§ Work task
Return the lines below exactly, from the first one through the line that has "7. Sum of the". Leave out everything after it.

━━━ Stored data

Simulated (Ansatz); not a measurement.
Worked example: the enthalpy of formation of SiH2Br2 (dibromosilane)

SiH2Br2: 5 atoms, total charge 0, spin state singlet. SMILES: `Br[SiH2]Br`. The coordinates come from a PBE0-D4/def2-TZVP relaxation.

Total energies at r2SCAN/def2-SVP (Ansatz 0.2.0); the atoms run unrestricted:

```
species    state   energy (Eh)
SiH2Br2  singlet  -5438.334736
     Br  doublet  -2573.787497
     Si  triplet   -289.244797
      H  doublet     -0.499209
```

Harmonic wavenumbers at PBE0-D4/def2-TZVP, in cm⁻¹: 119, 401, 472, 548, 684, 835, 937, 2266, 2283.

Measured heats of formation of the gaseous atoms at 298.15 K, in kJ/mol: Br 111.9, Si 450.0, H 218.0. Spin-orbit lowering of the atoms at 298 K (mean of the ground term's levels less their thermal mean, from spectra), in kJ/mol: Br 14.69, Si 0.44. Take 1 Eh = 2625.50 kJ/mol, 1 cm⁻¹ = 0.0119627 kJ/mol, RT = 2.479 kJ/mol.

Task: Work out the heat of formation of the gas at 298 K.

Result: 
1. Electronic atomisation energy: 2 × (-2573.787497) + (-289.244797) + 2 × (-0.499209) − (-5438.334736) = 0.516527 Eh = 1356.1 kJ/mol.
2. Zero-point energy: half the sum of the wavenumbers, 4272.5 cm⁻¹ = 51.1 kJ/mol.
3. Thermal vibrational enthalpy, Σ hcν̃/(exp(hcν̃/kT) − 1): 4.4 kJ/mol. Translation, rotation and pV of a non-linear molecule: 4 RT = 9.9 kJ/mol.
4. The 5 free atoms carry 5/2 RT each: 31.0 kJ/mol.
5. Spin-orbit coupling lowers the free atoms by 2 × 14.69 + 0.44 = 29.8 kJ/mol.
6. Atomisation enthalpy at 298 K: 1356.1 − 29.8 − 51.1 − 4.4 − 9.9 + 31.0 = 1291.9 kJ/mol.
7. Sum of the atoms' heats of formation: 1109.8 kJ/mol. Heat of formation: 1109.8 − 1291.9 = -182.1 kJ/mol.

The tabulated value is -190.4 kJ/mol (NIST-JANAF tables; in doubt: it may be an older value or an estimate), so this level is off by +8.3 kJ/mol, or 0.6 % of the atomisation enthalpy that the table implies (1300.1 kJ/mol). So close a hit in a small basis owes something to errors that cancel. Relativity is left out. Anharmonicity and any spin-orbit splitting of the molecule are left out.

━━━━━━

§ Exercise solution
Simulated (Ansatz); not a measurement.
Worked example: the enthalpy of formation of SiH2Br2 (dibromosilane)

SiH2Br2: 5 atoms, total charge 0, spin state singlet. SMILES: `Br[SiH2]Br`. The coordinates come from a PBE0-D4/def2-TZVP relaxation.

Total energies at r2SCAN/def2-SVP (Ansatz 0.2.0); the atoms run unrestricted:

```
species    state   energy (Eh)
SiH2Br2  singlet  -5438.334736
     Br  doublet  -2573.787497
     Si  triplet   -289.244797
      H  doublet     -0.499209
```

Harmonic wavenumbers at PBE0-D4/def2-TZVP, in cm⁻¹: 119, 401, 472, 548, 684, 835, 937, 2266, 2283.

Measured heats of formation of the gaseous atoms at 298.15 K, in kJ/mol: Br 111.9, Si 450.0, H 218.0. Spin-orbit lowering of the atoms at 298 K (mean of the ground term's levels less their thermal mean, from spectra), in kJ/mol: Br 14.69, Si 0.44. Take 1 Eh = 2625.50 kJ/mol, 1 cm⁻¹ = 0.0119627 kJ/mol, RT = 2.479 kJ/mol.

Task: Work out the heat of formation of the gas at 298 K.

Result: 
1. Electronic atomisation energy: 2 × (-2573.787497) + (-289.244797) + 2 × (-0.499209) − (-5438.334736) = 0.516527 Eh = 1356.1 kJ/mol.
2. Zero-point energy: half the sum of the wavenumbers, 4272.5 cm⁻¹ = 51.1 kJ/mol.
3. Thermal vibrational enthalpy, Σ hcν̃/(exp(hcν̃/kT) − 1): 4.4 kJ/mol. Translation, rotation and pV of a non-linear molecule: 4 RT = 9.9 kJ/mol.
4. The 5 free atoms carry 5/2 RT each: 31.0 kJ/mol.
5. Spin-orbit coupling lowers the free atoms by 2 × 14.69 + 0.44 = 29.8 kJ/mol.
6. Atomisation enthalpy at 298 K: 1356.1 − 29.8 − 51.1 − 4.4 − 9.9 + 31.0 = 1291.9 kJ/mol.
7. Sum of the atoms' heats of formation: 1109.8 kJ/mol. Heat of formation: 1109.8 − 1291.9 = -182.1 kJ/mol.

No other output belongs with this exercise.